Could you reproduce, word for word, everything below from the line containing "Pressure: 3.7 GPa" down to the line containing "Caveat: the PAW", with both of those lines included and no others?

*** Opening DATA SUPPLIED ***

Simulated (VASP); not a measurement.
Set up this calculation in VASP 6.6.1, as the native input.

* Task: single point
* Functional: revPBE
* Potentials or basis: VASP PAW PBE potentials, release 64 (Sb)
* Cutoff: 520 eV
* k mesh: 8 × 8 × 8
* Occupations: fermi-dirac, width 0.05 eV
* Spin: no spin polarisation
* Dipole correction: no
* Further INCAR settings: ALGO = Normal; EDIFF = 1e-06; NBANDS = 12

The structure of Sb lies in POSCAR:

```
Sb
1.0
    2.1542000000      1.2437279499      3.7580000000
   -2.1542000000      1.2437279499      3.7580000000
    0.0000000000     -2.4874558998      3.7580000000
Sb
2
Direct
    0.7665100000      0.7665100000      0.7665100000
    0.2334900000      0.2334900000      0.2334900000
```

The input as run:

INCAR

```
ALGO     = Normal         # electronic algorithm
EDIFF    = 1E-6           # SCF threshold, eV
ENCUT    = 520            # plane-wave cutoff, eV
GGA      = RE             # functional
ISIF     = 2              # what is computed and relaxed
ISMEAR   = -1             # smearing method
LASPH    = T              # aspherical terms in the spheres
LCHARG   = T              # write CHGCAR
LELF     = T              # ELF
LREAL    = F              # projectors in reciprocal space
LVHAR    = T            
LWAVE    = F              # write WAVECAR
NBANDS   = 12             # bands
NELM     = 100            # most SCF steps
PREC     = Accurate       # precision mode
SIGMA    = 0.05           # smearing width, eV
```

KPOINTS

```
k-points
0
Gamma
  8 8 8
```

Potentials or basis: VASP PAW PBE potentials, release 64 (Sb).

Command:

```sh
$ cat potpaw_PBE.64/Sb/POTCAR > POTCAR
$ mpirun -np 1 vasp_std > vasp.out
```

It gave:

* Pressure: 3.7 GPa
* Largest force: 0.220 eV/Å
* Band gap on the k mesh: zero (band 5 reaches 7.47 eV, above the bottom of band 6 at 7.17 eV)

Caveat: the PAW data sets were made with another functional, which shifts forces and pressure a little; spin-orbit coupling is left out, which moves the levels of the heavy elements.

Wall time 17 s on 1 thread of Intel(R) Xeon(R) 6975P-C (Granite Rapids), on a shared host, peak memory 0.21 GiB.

*** Closing DATA SUPPLIED ***

ANSWER BOX
* Pressure: 3.7 GPa
* Largest force: 0.220 eV/Å
* Band gap on the k mesh: zero (band 5 reaches 7.47 eV, above the bottom of band 6 at 7.17 eV)

Caveat: the PAW data sets were made with another functional, which shifts forces and pressure a little; spin-orbit coupling is left out, which moves the levels of the heavy elements.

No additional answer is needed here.